* _Assignment_
Exact transcription of the records is required.

* _Supplied material_
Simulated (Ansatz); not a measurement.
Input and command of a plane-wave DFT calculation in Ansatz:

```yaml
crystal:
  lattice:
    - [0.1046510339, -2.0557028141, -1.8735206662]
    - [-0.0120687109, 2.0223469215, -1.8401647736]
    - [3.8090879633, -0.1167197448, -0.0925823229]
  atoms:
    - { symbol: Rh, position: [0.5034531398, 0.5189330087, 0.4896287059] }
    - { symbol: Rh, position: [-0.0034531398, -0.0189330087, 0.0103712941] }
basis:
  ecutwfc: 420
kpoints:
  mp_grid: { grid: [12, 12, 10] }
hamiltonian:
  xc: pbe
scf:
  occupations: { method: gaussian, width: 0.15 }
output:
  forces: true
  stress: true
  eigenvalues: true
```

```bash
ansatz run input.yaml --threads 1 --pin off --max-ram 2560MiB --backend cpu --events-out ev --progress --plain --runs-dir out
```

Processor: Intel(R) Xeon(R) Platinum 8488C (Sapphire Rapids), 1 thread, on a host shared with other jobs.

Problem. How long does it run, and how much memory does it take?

* _Reply_
Simulated (Ansatz); not a measurement.
Input and command of a plane-wave DFT calculation in Ansatz:

```yaml
crystal:
  lattice:
    - [0.1046510339, -2.0557028141, -1.8735206662]
    - [-0.0120687109, 2.0223469215, -1.8401647736]
    - [3.8090879633, -0.1167197448, -0.0925823229]
  atoms:
    - { symbol: Rh, position: [0.5034531398, 0.5189330087, 0.4896287059] }
    - { symbol: Rh, position: [-0.0034531398, -0.0189330087, 0.0103712941] }
basis:
  ecutwfc: 420
kpoints:
  mp_grid: { grid: [12, 12, 10] }
hamiltonian:
  xc: pbe
scf:
  occupations: { method: gaussian, width: 0.15 }
output:
  forces: true
  stress: true
  eigenvalues: true
```

```bash
ansatz run input.yaml --threads 1 --pin off --max-ram 2560MiB --backend cpu --events-out ev --progress --plain --runs-dir out
```

Processor: Intel(R) Xeon(R) Platinum 8488C (Sapphire Rapids), 1 thread, on a host shared with other jobs.

Problem. How long does it run, and how much memory does it take?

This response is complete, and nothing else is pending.